************
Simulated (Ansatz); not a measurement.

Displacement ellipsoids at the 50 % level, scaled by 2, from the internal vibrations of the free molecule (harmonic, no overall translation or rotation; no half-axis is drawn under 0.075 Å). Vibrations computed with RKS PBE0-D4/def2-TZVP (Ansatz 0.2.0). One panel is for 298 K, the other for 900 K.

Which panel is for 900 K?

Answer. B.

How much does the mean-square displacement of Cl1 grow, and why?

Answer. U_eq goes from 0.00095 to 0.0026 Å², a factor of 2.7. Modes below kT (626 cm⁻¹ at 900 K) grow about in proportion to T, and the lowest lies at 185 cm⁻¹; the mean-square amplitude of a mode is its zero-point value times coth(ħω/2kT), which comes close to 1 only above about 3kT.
************

[Requirement]
What is needed is a word-for-word copy of all the entries.

[Exercise answer]
Simulated (Ansatz); not a measurement.

Displacement ellipsoids at the 50 % level, scaled by 2, from the internal vibrations of the free molecule (harmonic, no overall translation or rotation; no half-axis is drawn under 0.075 Å). Vibrations computed with RKS PBE0-D4/def2-TZVP (Ansatz 0.2.0). One panel is for 298 K, the other for 900 K.

Which panel is for 900 K?

Answer. B.

How much does the mean-square displacement of Cl1 grow, and why?

Answer. U_eq goes from 0.00095 to 0.0026 Å², a factor of 2.7. Modes below kT (626 cm⁻¹ at 900 K) grow about in proportion to T, and the lowest lies at 185 cm⁻¹; the mean-square amplitude of a mode is its zero-point value times coth(ħω/2kT), which comes close to 1 only above about 3kT.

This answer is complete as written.